• **REQUIRED ACTION**: Your output should be the lines of the entries below, exactly, from the first one through the line that holds "Core potentials replace".

• **STUDY MATERIAL**:
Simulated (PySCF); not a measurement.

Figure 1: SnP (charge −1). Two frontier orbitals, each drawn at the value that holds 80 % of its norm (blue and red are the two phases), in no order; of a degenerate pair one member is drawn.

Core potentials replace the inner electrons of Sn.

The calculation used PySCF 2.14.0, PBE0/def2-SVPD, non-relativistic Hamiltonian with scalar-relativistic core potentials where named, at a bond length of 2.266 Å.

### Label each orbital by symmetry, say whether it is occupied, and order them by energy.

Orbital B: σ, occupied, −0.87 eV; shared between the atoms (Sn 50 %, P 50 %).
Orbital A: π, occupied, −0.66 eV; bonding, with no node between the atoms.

• **WRITTEN REPLY**:
Simulated (PySCF); not a measurement.

Figure 1: SnP (charge −1). Two frontier orbitals, each drawn at the value that holds 80 % of its norm (blue and red are the two phases), in no order; of a degenerate pair one member is drawn.

Core potentials replace the inner electrons of Sn.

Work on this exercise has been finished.